*Assignment:* Please copy, character for character, each line from the beginning of the listing to the line containing "A: (a) 4.71; (b) -1.4; (c) 4.87.", including both.

*Extracted records:*
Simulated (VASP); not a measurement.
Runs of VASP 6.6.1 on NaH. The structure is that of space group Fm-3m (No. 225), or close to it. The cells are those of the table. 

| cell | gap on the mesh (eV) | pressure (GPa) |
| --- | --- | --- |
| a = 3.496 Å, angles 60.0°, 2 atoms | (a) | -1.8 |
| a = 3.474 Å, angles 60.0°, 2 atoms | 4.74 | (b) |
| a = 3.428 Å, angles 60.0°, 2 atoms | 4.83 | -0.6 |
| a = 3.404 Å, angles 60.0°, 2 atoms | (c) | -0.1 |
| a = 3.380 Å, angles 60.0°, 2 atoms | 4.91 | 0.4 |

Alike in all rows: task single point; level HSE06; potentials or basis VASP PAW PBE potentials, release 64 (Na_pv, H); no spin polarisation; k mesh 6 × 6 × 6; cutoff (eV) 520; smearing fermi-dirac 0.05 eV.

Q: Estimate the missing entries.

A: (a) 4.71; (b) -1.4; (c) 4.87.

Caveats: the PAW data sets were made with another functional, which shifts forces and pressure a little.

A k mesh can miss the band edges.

*Response:*
Simulated (VASP); not a measurement.
Runs of VASP 6.6.1 on NaH. The structure is that of space group Fm-3m (No. 225), or close to it. The cells are those of the table. 

| cell | gap on the mesh (eV) | pressure (GPa) |
| --- | --- | --- |
| a = 3.496 Å, angles 60.0°, 2 atoms | (a) | -1.8 |
| a = 3.474 Å, angles 60.0°, 2 atoms | 4.74 | (b) |
| a = 3.428 Å, angles 60.0°, 2 atoms | 4.83 | -0.6 |
| a = 3.404 Å, angles 60.0°, 2 atoms | (c) | -0.1 |
| a = 3.380 Å, angles 60.0°, 2 atoms | 4.91 | 0.4 |

Alike in all rows: task single point; level HSE06; potentials or basis VASP PAW PBE potentials, release 64 (Na_pv, H); no spin polarisation; k mesh 6 × 6 × 6; cutoff (eV) 520; smearing fermi-dirac 0.05 eV.

Q: Estimate the missing entries.

A: (a) 4.71; (b) -1.4; (c) 4.87.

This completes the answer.